▶ BRIEF:
Only the lines below starting at the one containing "waves, PAW |" and ending at the one containing "0.026 | 0.0000 |" belong in the answer, each copied exactly.

# # #

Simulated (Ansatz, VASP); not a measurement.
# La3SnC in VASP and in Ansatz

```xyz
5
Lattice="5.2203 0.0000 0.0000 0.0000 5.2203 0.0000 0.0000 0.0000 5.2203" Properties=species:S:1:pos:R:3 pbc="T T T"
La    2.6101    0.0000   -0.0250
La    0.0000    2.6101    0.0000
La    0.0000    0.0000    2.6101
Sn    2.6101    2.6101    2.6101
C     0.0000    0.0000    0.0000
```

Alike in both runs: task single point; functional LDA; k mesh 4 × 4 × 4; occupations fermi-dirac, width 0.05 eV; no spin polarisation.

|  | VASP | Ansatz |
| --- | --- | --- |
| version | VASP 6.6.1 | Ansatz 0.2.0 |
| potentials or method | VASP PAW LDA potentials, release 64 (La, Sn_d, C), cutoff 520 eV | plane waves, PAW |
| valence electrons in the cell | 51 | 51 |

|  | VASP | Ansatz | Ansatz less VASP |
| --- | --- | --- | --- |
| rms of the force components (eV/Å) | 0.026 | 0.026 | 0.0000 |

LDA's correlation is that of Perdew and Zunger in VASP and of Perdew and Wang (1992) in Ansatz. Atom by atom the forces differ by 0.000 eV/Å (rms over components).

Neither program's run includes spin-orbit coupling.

# # #

▶ RESPONSE BOX:
| potentials or method | VASP PAW LDA potentials, release 64 (La, Sn_d, C), cutoff 520 eV | plane waves, PAW |
| valence electrons in the cell | 51 | 51 |

|  | VASP | Ansatz | Ansatz less VASP |
| --- | --- | --- | --- |
| rms of the force components (eV/Å) | 0.026 | 0.026 | 0.0000 |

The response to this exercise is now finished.